• • • •

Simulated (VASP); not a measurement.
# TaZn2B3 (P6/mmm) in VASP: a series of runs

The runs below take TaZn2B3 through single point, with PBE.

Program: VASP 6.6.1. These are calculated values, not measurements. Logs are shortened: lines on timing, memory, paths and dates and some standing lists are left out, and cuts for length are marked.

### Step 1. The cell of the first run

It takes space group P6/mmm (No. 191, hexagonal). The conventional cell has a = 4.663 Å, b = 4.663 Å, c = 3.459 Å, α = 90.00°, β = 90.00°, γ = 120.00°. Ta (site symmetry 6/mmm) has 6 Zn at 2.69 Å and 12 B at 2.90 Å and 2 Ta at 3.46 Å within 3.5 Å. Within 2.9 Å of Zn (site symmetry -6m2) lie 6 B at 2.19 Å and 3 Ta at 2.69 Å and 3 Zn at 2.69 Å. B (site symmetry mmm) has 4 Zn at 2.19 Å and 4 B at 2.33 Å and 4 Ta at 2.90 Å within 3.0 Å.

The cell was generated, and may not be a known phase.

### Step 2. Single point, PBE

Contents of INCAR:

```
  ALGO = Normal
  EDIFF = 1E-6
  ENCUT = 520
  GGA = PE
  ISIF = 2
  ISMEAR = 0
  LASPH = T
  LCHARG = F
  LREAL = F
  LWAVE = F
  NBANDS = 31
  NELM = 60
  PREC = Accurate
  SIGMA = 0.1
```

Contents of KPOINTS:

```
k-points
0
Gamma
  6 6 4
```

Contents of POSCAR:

• • • •

■ ACTION ITEM: Would you reproduce the full listing shown above, word for word?

■ TASK RESPONSE:
Simulated (VASP); not a measurement.
# TaZn2B3 (P6/mmm) in VASP: a series of runs

The runs below take TaZn2B3 through single point, with PBE.

Program: VASP 6.6.1. These are calculated values, not measurements. Logs are shortened: lines on timing, memory, paths and dates and some standing lists are left out, and cuts for length are marked.

### Step 1. The cell of the first run

It takes space group P6/mmm (No. 191, hexagonal). The conventional cell has a = 4.663 Å, b = 4.663 Å, c = 3.459 Å, α = 90.00°, β = 90.00°, γ = 120.00°. Ta (site symmetry 6/mmm) has 6 Zn at 2.69 Å and 12 B at 2.90 Å and 2 Ta at 3.46 Å within 3.5 Å. Within 2.9 Å of Zn (site symmetry -6m2) lie 6 B at 2.19 Å and 3 Ta at 2.69 Å and 3 Zn at 2.69 Å. B (site symmetry mmm) has 4 Zn at 2.19 Å and 4 B at 2.33 Å and 4 Ta at 2.90 Å within 3.0 Å.

The cell was generated, and may not be a known phase.

### Step 2. Single point, PBE

Contents of INCAR:

```
  ALGO = Normal
  EDIFF = 1E-6
  ENCUT = 520
  GGA = PE
  ISIF = 2
  ISMEAR = 0
  LASPH = T
  LCHARG = F
  LREAL = F
  LWAVE = F
  NBANDS = 31
  NELM = 60
  PREC = Accurate
  SIGMA = 0.1
```

Contents of KPOINTS:

```
k-points
0
Gamma
  6 6 4
```

Contents of POSCAR:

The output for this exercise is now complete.